• RECORDED INFORMATION
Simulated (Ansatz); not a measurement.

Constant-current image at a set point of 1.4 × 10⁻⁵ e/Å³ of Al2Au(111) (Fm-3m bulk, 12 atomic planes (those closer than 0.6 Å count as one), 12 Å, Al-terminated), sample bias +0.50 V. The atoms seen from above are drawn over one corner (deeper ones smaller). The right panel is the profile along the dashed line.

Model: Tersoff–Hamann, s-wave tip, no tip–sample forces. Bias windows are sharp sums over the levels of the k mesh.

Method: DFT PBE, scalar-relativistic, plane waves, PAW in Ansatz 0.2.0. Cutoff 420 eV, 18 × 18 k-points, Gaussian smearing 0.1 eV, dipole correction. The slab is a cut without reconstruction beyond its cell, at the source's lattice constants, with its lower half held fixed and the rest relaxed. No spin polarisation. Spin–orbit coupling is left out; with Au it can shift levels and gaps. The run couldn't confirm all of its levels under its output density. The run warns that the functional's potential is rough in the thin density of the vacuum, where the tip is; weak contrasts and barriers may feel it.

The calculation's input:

• WORK TASK
Write out each record exactly, without addition or omission.

• WRITTEN ANSWER
Simulated (Ansatz); not a measurement.

Constant-current image at a set point of 1.4 × 10⁻⁵ e/Å³ of Al2Au(111) (Fm-3m bulk, 12 atomic planes (those closer than 0.6 Å count as one), 12 Å, Al-terminated), sample bias +0.50 V. The atoms seen from above are drawn over one corner (deeper ones smaller). The right panel is the profile along the dashed line.

Model: Tersoff–Hamann, s-wave tip, no tip–sample forces. Bias windows are sharp sums over the levels of the k mesh.

Method: DFT PBE, scalar-relativistic, plane waves, PAW in Ansatz 0.2.0. Cutoff 420 eV, 18 × 18 k-points, Gaussian smearing 0.1 eV, dipole correction. The slab is a cut without reconstruction beyond its cell, at the source's lattice constants, with its lower half held fixed and the rest relaxed. No spin polarisation. Spin–orbit coupling is left out; with Au it can shift levels and gaps. The run couldn't confirm all of its levels under its output density. The run warns that the functional's potential is rough in the thin density of the vacuum, where the tip is; weak contrasts and barriers may feel it.

The calculation's input:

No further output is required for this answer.